**Assignment**
In your answer, reproduce exactly the lines from the beginning of the listing below through the one containing "It took 84 s", and only those lines.

**Records provided**
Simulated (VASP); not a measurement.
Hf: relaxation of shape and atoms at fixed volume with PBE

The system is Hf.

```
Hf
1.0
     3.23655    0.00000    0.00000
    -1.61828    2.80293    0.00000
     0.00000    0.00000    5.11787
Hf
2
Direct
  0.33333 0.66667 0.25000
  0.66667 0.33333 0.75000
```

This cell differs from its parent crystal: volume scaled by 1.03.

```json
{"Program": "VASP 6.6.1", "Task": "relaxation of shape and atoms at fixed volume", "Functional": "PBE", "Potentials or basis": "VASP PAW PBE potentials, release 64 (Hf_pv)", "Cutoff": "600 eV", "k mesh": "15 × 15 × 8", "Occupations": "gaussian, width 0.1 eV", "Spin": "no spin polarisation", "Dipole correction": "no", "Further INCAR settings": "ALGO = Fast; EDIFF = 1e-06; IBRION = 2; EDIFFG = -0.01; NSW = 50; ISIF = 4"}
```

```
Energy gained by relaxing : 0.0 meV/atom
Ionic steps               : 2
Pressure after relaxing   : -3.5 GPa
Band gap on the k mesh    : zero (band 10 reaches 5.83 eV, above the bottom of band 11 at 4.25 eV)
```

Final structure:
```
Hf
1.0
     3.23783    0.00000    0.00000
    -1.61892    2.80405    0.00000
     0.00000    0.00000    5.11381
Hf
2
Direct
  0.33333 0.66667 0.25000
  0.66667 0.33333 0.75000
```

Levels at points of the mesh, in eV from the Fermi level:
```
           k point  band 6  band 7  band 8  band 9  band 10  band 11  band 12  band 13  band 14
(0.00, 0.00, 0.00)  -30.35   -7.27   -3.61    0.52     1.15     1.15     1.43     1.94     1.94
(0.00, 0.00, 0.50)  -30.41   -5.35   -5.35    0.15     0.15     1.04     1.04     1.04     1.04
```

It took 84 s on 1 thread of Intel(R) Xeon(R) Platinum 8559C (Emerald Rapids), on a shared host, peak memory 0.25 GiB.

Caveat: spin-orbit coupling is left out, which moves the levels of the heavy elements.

**Result**
Simulated (VASP); not a measurement.
Hf: relaxation of shape and atoms at fixed volume with PBE

The system is Hf.

```
Hf
1.0
     3.23655    0.00000    0.00000
    -1.61828    2.80293    0.00000
     0.00000    0.00000    5.11787
Hf
2
Direct
  0.33333 0.66667 0.25000
  0.66667 0.33333 0.75000
```

This cell differs from its parent crystal: volume scaled by 1.03.

```json
{"Program": "VASP 6.6.1", "Task": "relaxation of shape and atoms at fixed volume", "Functional": "PBE", "Potentials or basis": "VASP PAW PBE potentials, release 64 (Hf_pv)", "Cutoff": "600 eV", "k mesh": "15 × 15 × 8", "Occupations": "gaussian, width 0.1 eV", "Spin": "no spin polarisation", "Dipole correction": "no", "Further INCAR settings": "ALGO = Fast; EDIFF = 1e-06; IBRION = 2; EDIFFG = -0.01; NSW = 50; ISIF = 4"}
```

```
Energy gained by relaxing : 0.0 meV/atom
Ionic steps               : 2
Pressure after relaxing   : -3.5 GPa
Band gap on the k mesh    : zero (band 10 reaches 5.83 eV, above the bottom of band 11 at 4.25 eV)
```

Final structure:
```
Hf
1.0
     3.23783    0.00000    0.00000
    -1.61892    2.80405    0.00000
     0.00000    0.00000    5.11381
Hf
2
Direct
  0.33333 0.66667 0.25000
  0.66667 0.33333 0.75000
```

Levels at points of the mesh, in eV from the Fermi level:
```
           k point  band 6  band 7  band 8  band 9  band 10  band 11  band 12  band 13  band 14
(0.00, 0.00, 0.00)  -30.35   -7.27   -3.61    0.52     1.15     1.15     1.43     1.94     1.94
(0.00, 0.00, 0.50)  -30.41   -5.35   -5.35    0.15     0.15     1.04     1.04     1.04     1.04
```

It took 84 s on 1 thread of Intel(R) Xeon(R) Platinum 8559C (Emerald Rapids), on a shared host, peak memory 0.25 GiB.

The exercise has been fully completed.